- **Work instruction**
Copy the lines exactly as they appear, starting with the first line of the records and ending with the line that contains "Further notes kept".

_ _ _ _

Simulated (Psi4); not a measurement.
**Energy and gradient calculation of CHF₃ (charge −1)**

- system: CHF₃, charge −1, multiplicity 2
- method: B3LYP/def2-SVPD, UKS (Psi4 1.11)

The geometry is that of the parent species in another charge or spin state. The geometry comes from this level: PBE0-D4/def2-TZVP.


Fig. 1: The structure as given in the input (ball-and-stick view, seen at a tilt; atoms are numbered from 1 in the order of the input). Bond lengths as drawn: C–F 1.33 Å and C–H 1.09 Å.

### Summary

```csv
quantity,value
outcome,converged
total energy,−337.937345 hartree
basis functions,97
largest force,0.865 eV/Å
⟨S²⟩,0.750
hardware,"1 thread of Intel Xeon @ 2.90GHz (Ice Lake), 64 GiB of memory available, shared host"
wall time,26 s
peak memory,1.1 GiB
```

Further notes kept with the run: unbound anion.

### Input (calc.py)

_ _ _ _

- **Response area**
Simulated (Psi4); not a measurement.
**Energy and gradient calculation of CHF₃ (charge −1)**

- system: CHF₃, charge −1, multiplicity 2
- method: B3LYP/def2-SVPD, UKS (Psi4 1.11)

The geometry is that of the parent species in another charge or spin state. The geometry comes from this level: PBE0-D4/def2-TZVP.


Fig. 1: The structure as given in the input (ball-and-stick view, seen at a tilt; atoms are numbered from 1 in the order of the input). Bond lengths as drawn: C–F 1.33 Å and C–H 1.09 Å.

### Summary

```csv
quantity,value
outcome,converged
total energy,−337.937345 hartree
basis functions,97
largest force,0.865 eV/Å
⟨S²⟩,0.750
hardware,"1 thread of Intel Xeon @ 2.90GHz (Ice Lake), 64 GiB of memory available, shared host"
wall time,26 s
peak memory,1.1 GiB
```

Further notes kept with the run: unbound anion.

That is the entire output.